-- Dataset extract follows --

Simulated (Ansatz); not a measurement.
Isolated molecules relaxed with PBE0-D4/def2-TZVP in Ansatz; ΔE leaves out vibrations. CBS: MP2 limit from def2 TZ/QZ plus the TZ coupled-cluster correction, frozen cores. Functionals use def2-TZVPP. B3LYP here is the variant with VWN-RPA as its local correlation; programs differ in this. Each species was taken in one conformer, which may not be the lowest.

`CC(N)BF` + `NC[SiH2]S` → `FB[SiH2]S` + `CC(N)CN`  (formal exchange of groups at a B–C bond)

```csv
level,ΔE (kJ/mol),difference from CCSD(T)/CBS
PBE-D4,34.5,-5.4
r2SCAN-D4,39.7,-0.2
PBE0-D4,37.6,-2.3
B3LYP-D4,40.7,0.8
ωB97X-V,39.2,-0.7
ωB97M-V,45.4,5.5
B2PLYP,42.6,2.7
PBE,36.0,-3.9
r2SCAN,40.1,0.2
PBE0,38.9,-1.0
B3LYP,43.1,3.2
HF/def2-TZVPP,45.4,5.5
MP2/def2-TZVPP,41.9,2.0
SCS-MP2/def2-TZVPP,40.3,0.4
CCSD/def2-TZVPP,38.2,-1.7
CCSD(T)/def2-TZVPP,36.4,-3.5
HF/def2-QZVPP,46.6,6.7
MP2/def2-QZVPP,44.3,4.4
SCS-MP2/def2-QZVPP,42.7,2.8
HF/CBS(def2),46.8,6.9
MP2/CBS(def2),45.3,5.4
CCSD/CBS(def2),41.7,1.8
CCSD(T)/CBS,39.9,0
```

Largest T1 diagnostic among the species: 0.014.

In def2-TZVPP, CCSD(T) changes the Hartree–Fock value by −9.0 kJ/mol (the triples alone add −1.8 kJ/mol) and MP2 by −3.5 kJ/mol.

-- Dataset extract concluded --

Assigned task:
If a line comes after the one that contains "Isolated molecules relaxed", leave it out; return every line of the entries up to that point exactly, starting with the first, with that line included.

Reply:
Simulated (Ansatz); not a measurement.
Isolated molecules relaxed with PBE0-D4/def2-TZVP in Ansatz; ΔE leaves out vibrations. CBS: MP2 limit from def2 TZ/QZ plus the TZ coupled-cluster correction, frozen cores. Functionals use def2-TZVPP. B3LYP here is the variant with VWN-RPA as its local correlation; programs differ in this. Each species was taken in one conformer, which may not be the lowest.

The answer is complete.